- Opening Delimiter -
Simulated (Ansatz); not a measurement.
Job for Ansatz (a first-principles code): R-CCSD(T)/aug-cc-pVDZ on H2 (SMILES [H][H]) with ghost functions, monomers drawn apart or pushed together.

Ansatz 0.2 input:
- Closing Delimiter -

Work order: Each entry must be output exactly as it was written.

Task result:
Simulated (Ansatz); not a measurement.
Job for Ansatz (a first-principles code): R-CCSD(T)/aug-cc-pVDZ on H2 (SMILES [H][H]) with ghost functions, monomers drawn apart or pushed together.

Ansatz 0.2 input:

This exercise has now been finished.